→ **Dataset content**
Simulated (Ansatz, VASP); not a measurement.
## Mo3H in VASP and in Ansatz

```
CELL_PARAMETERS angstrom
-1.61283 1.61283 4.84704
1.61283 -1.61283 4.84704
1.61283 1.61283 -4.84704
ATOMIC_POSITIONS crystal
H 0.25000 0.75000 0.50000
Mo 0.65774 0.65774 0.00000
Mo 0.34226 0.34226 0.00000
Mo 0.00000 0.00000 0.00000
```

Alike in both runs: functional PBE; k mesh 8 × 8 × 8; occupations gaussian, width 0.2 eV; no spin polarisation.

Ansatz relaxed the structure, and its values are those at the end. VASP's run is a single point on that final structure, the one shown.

→ **Exercise**
The expected response is the entire listing, repeated word for word.

→ **Exercise output**
Simulated (Ansatz, VASP); not a measurement.
## Mo3H in VASP and in Ansatz

```
CELL_PARAMETERS angstrom
-1.61283 1.61283 4.84704
1.61283 -1.61283 4.84704
1.61283 1.61283 -4.84704
ATOMIC_POSITIONS crystal
H 0.25000 0.75000 0.50000
Mo 0.65774 0.65774 0.00000
Mo 0.34226 0.34226 0.00000
Mo 0.00000 0.00000 0.00000
```

Alike in both runs: functional PBE; k mesh 8 × 8 × 8; occupations gaussian, width 0.2 eV; no spin polarisation.

Ansatz relaxed the structure, and its values are those at the end. VASP's run is a single point on that final structure, the one shown.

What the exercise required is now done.